Brief —
The line that contains "The structure is" marks the end: retype the data below exactly from its first line through that line.

Data shown —
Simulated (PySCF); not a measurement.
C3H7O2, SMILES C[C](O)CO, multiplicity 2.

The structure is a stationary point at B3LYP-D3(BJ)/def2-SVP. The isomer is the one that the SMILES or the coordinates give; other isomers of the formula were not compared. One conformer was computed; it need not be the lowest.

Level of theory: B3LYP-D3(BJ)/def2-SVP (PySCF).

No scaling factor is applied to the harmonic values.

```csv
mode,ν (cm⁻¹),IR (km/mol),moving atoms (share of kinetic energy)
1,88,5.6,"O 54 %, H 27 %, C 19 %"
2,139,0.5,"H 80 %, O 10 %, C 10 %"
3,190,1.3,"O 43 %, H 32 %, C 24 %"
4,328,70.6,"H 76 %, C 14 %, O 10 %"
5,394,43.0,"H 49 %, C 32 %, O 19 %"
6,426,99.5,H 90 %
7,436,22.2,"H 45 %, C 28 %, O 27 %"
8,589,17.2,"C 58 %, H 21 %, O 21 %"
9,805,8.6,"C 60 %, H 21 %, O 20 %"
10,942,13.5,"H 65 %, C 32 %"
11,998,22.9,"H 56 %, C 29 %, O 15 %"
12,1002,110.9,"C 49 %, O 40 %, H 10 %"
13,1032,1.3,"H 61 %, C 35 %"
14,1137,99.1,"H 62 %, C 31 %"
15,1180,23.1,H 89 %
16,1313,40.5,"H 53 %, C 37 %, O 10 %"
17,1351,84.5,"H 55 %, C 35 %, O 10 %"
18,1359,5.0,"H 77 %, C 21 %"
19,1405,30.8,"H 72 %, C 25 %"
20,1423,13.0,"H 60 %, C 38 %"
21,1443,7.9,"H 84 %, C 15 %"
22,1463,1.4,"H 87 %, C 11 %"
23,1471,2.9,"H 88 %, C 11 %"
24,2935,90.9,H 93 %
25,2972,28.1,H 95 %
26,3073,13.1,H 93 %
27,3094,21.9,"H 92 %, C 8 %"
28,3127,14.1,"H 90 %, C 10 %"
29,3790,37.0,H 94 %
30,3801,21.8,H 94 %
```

Exercise answer —
Simulated (PySCF); not a measurement.
C3H7O2, SMILES C[C](O)CO, multiplicity 2.

The structure is a stationary point at B3LYP-D3(BJ)/def2-SVP. The isomer is the one that the SMILES or the coordinates give; other isomers of the formula were not compared. One conformer was computed; it need not be the lowest.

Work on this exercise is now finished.